• WORK ITEM: Set it all down exactly, every record and every line.

• DATA RECORDS:
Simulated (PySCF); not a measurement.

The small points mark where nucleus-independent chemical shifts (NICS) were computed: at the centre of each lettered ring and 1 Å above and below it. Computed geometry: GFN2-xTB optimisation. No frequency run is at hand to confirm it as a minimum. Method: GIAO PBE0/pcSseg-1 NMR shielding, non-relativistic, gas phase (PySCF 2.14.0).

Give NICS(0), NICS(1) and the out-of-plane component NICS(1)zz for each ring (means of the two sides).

• SOLUTION:
Simulated (PySCF); not a measurement.

The small points mark where nucleus-independent chemical shifts (NICS) were computed: at the centre of each lettered ring and 1 Å above and below it. Computed geometry: GFN2-xTB optimisation. No frequency run is at hand to confirm it as a minimum. Method: GIAO PBE0/pcSseg-1 NMR shielding, non-relativistic, gas phase (PySCF 2.14.0).

Give NICS(0), NICS(1) and the out-of-plane component NICS(1)zz for each ring (means of the two sides).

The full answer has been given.